○ ○ ○
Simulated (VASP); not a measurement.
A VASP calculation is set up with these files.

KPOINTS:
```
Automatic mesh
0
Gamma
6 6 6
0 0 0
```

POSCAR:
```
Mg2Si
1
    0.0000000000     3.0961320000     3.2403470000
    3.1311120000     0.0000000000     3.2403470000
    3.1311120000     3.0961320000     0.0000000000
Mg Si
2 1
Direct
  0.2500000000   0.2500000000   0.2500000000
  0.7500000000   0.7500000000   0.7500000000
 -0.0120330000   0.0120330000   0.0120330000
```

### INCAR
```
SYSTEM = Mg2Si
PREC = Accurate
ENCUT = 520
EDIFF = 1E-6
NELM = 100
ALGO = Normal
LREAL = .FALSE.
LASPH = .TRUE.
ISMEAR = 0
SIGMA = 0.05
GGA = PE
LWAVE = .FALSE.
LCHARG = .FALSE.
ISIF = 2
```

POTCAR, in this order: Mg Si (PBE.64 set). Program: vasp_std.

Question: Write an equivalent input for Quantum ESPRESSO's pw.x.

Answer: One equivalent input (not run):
○ ○ ○

**ASSIGNMENT**
From the first line of the data through the line with "Question: Write an", quote each line exactly and add nothing else.

**SOLUTION**
Simulated (VASP); not a measurement.
A VASP calculation is set up with these files.

KPOINTS:
```
Automatic mesh
0
Gamma
6 6 6
0 0 0
```

POSCAR:
```
Mg2Si
1
    0.0000000000     3.0961320000     3.2403470000
    3.1311120000     0.0000000000     3.2403470000
    3.1311120000     3.0961320000     0.0000000000
Mg Si
2 1
Direct
  0.2500000000   0.2500000000   0.2500000000
  0.7500000000   0.7500000000   0.7500000000
 -0.0120330000   0.0120330000   0.0120330000
```

### INCAR
```
SYSTEM = Mg2Si
PREC = Accurate
ENCUT = 520
EDIFF = 1E-6
NELM = 100
ALGO = Normal
LREAL = .FALSE.
LASPH = .TRUE.
ISMEAR = 0
SIGMA = 0.05
GGA = PE
LWAVE = .FALSE.
LCHARG = .FALSE.
ISIF = 2
```

POTCAR, in this order: Mg Si (PBE.64 set). Program: vasp_std.

Question: Write an equivalent input for Quantum ESPRESSO's pw.x.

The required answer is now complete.